ENTRIES SUPPLIED START

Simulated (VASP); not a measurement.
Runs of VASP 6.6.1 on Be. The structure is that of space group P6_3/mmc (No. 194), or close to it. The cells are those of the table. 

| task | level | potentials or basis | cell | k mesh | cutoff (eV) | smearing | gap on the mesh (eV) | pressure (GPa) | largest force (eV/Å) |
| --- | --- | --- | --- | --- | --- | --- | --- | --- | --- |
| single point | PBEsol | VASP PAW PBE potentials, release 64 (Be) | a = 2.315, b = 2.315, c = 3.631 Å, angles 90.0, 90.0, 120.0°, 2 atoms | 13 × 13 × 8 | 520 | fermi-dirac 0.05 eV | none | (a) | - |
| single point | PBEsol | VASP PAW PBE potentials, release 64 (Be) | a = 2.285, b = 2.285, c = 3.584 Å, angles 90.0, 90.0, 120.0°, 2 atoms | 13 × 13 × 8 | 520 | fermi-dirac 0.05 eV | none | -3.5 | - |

ENTRIES SUPPLIED END

## BRIEF
Word for word, the whole listing should be given again.

## WRITTEN RESPONSE
Simulated (VASP); not a measurement.
Runs of VASP 6.6.1 on Be. The structure is that of space group P6_3/mmc (No. 194), or close to it. The cells are those of the table. 

| task | level | potentials or basis | cell | k mesh | cutoff (eV) | smearing | gap on the mesh (eV) | pressure (GPa) | largest force (eV/Å) |
| --- | --- | --- | --- | --- | --- | --- | --- | --- | --- |
| single point | PBEsol | VASP PAW PBE potentials, release 64 (Be) | a = 2.315, b = 2.315, c = 3.631 Å, angles 90.0, 90.0, 120.0°, 2 atoms | 13 × 13 × 8 | 520 | fermi-dirac 0.05 eV | none | (a) | - |
| single point | PBEsol | VASP PAW PBE potentials, release 64 (Be) | a = 2.285, b = 2.285, c = 3.584 Å, angles 90.0, 90.0, 120.0°, 2 atoms | 13 × 13 × 8 | 520 | fermi-dirac 0.05 eV | none | -3.5 | - |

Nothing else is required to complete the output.